▸ **Brief**:
Every line in the listing is to be echoed verbatim.

===== Entries provided =====

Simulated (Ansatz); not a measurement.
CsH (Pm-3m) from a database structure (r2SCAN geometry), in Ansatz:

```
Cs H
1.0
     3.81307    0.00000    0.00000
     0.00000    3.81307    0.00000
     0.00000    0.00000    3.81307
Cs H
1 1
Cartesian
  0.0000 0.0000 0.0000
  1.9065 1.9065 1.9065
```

=====

▸ **Answer area**:
Simulated (Ansatz); not a measurement.
CsH (Pm-3m) from a database structure (r2SCAN geometry), in Ansatz:

```
Cs H
1.0
     3.81307    0.00000    0.00000
     0.00000    3.81307    0.00000
     0.00000    0.00000    3.81307
Cs H
1 1
Cartesian
  0.0000 0.0000 0.0000
  1.9065 1.9065 1.9065
```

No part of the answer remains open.